BEGIN The data

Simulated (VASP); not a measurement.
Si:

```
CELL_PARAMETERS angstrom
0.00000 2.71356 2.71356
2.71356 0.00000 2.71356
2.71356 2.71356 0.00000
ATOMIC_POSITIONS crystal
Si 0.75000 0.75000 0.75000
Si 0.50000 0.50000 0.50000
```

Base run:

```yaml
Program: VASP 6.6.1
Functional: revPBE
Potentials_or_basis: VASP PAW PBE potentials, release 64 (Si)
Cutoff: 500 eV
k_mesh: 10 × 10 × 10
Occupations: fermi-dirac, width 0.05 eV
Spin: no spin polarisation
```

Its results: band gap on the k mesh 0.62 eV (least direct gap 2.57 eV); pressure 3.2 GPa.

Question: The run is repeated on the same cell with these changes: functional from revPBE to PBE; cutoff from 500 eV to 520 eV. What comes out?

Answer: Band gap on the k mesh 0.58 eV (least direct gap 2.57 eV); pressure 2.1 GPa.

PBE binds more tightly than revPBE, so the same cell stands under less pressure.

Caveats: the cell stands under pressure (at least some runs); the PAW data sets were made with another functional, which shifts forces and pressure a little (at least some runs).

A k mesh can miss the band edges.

END The data

_Assigned task:_
What you return must be an exact retyping of the lines above starting at the line with "Question: The run" and ending at the line with "Caveats: the cell", and nothing besides.

_Response area:_
Question: The run is repeated on the same cell with these changes: functional from revPBE to PBE; cutoff from 500 eV to 520 eV. What comes out?

Answer: Band gap on the k mesh 0.58 eV (least direct gap 2.57 eV); pressure 2.1 GPa.

PBE binds more tightly than revPBE, so the same cell stands under less pressure.

Caveats: the cell stands under pressure (at least some runs); the PAW data sets were made with another functional, which shifts forces and pressure a little (at least some runs).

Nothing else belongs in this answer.